Material shown ▸
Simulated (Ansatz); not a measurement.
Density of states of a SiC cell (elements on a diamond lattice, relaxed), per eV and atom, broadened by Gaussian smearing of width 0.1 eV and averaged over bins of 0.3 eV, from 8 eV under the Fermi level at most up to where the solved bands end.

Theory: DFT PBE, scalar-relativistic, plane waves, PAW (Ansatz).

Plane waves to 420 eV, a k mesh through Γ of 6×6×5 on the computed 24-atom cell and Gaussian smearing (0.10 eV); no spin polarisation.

Activity ▸
Using the entries above, give again exactly the lines from the line holding "Density of states" through the line holding "Theory: DFT PBE, scalar-relativistic, plane". Include both end lines and nothing else.

Task answer ▸
Density of states of a SiC cell (elements on a diamond lattice, relaxed), per eV and atom, broadened by Gaussian smearing of width 0.1 eV and averaged over bins of 0.3 eV, from 8 eV under the Fermi level at most up to where the solved bands end.

Theory: DFT PBE, scalar-relativistic, plane waves, PAW (Ansatz).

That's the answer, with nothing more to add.